_EXERCISE_
Your answer should be the lines below from the one with "tblite 0.8.0 and" to the one with "## 5. Nuclear", both included, given again exactly and with nothing added.

_DATA SECTION_
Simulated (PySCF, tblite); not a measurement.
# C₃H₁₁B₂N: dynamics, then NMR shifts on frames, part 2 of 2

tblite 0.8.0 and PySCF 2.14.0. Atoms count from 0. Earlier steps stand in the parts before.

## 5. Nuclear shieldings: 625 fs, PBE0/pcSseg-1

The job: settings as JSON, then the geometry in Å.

_PROBLEM SOLUTION_
tblite 0.8.0 and PySCF 2.14.0. Atoms count from 0. Earlier steps stand in the parts before.

## 5. Nuclear shieldings: 625 fs, PBE0/pcSseg-1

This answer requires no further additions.